- DATA FOR ANALYSIS -
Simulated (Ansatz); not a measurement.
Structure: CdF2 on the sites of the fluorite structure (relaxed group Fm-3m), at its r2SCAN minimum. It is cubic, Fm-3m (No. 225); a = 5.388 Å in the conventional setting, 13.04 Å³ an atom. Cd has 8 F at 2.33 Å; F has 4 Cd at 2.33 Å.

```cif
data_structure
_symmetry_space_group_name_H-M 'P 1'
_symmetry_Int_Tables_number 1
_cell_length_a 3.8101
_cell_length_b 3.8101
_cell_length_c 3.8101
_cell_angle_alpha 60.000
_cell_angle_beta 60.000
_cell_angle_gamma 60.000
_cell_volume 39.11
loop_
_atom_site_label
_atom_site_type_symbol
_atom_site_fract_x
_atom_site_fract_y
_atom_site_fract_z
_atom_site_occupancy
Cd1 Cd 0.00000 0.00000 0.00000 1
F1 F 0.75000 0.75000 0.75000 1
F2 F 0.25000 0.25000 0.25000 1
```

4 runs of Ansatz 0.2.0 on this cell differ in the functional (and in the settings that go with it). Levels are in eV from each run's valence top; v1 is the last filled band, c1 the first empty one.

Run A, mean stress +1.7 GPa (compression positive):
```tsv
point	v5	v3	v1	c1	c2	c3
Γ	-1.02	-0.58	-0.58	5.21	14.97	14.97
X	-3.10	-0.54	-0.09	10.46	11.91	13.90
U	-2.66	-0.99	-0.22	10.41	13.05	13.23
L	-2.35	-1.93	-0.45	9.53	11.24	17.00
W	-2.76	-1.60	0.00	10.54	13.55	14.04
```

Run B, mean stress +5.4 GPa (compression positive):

- ASSIGNED TASK -
In the records above, find the line with "Structure: CdF2 on"; write out exactly that line and each one after it, stopping after the line with "4 runs of Ansatz".

- ANSWER AREA -
Structure: CdF2 on the sites of the fluorite structure (relaxed group Fm-3m), at its r2SCAN minimum. It is cubic, Fm-3m (No. 225); a = 5.388 Å in the conventional setting, 13.04 Å³ an atom. Cd has 8 F at 2.33 Å; F has 4 Cd at 2.33 Å.

```cif
data_structure
_symmetry_space_group_name_H-M 'P 1'
_symmetry_Int_Tables_number 1
_cell_length_a 3.8101
_cell_length_b 3.8101
_cell_length_c 3.8101
_cell_angle_alpha 60.000
_cell_angle_beta 60.000
_cell_angle_gamma 60.000
_cell_volume 39.11
loop_
_atom_site_label
_atom_site_type_symbol
_atom_site_fract_x
_atom_site_fract_y
_atom_site_fract_z
_atom_site_occupancy
Cd1 Cd 0.00000 0.00000 0.00000 1
F1 F 0.75000 0.75000 0.75000 1
F2 F 0.25000 0.25000 0.25000 1
```

4 runs of Ansatz 0.2.0 on this cell differ in the functional (and in the settings that go with it). Levels are in eV from each run's valence top; v1 is the last filled band, c1 the first empty one.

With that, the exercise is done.